-- EXCERPTED DATA --
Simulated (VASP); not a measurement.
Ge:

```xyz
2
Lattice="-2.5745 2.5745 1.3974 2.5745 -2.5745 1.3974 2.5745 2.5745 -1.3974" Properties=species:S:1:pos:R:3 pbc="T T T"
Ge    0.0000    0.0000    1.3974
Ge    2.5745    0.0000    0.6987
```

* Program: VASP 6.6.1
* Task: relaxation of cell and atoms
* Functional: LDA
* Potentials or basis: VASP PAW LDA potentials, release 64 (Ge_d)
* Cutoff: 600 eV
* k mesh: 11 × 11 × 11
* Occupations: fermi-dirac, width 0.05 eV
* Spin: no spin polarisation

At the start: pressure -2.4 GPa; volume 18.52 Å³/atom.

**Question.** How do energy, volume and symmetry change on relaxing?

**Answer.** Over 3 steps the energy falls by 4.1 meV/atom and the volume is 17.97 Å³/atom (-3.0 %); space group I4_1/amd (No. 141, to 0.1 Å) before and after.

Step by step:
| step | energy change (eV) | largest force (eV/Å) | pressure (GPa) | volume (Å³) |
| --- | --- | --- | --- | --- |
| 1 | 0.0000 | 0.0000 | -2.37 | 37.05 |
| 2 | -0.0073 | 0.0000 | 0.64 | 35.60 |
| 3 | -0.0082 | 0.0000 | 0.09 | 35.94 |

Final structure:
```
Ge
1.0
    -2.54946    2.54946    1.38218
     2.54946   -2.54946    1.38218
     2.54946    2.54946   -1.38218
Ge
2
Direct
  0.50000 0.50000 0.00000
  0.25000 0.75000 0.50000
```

-- ACTION ITEM --
Transcribe the records above exactly, beginning at the line that contains "At the start: pressure" and ending with the line that contains "volume (Å³) |", both included, and nothing else.

-- EXPECTED ANSWER --
At the start: pressure -2.4 GPa; volume 18.52 Å³/atom.

**Question.** How do energy, volume and symmetry change on relaxing?

**Answer.** Over 3 steps the energy falls by 4.1 meV/atom and the volume is 17.97 Å³/atom (-3.0 %); space group I4_1/amd (No. 141, to 0.1 Å) before and after.

Step by step:
| step | energy change (eV) | largest force (eV/Å) | pressure (GPa) | volume (Å³) |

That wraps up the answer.